- BRIEF -
For the listing below, output exactly the lines from the line with "Problem. Estimate VASP's values." up to and including the line with "VASP's potentials were", and no other lines.

- DATA FOR ANALYSIS -
-----

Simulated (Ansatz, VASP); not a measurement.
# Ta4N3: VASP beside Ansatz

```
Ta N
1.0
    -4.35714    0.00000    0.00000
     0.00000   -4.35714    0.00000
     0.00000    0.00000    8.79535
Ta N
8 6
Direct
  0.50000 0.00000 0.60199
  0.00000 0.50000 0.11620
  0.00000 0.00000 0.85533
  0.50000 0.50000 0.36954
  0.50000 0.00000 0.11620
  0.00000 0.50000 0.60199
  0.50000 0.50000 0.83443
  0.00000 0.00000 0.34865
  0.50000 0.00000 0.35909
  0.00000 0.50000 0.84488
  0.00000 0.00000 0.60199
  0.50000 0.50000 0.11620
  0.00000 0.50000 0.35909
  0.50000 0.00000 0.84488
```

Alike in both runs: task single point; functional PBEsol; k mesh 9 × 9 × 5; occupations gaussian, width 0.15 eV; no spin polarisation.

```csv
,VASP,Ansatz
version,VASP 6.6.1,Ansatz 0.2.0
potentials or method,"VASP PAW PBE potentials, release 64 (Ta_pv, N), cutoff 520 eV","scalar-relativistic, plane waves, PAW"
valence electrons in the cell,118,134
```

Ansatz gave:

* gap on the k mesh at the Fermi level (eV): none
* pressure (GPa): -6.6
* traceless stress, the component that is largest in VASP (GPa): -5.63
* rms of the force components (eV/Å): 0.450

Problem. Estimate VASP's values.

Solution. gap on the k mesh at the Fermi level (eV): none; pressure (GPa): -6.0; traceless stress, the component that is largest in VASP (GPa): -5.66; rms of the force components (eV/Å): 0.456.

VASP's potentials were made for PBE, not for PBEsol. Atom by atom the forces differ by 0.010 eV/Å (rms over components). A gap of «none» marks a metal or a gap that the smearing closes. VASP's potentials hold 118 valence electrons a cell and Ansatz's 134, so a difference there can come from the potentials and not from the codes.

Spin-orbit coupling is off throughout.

-----

- TASK SOLUTION -
Problem. Estimate VASP's values.

Solution. gap on the k mesh at the Fermi level (eV): none; pressure (GPa): -6.0; traceless stress, the component that is largest in VASP (GPa): -5.66; rms of the force components (eV/Å): 0.456.

VASP's potentials were made for PBE, not for PBEsol. Atom by atom the forces differ by 0.010 eV/Å (rms over components). A gap of «none» marks a metal or a gap that the smearing closes. VASP's potentials hold 118 valence electrons a cell and Ansatz's 134, so a difference there can come from the potentials and not from the codes.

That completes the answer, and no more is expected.